Please copy out the records that follow, word for word.

══════════

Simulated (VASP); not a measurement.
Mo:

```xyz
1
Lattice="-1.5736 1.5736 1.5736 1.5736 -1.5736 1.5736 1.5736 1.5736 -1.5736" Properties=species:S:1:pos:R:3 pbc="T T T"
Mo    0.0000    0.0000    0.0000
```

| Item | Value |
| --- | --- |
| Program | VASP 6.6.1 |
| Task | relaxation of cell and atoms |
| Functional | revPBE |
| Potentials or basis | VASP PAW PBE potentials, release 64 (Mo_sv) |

══════════

▶ _Response area_:
Simulated (VASP); not a measurement.
Mo:

```xyz
1
Lattice="-1.5736 1.5736 1.5736 1.5736 -1.5736 1.5736 1.5736 1.5736 -1.5736" Properties=species:S:1:pos:R:3 pbc="T T T"
Mo    0.0000    0.0000    0.0000
```

| Item | Value |
| --- | --- |
| Program | VASP 6.6.1 |
| Task | relaxation of cell and atoms |
| Functional | revPBE |
| Potentials or basis | VASP PAW PBE potentials, release 64 (Mo_sv) |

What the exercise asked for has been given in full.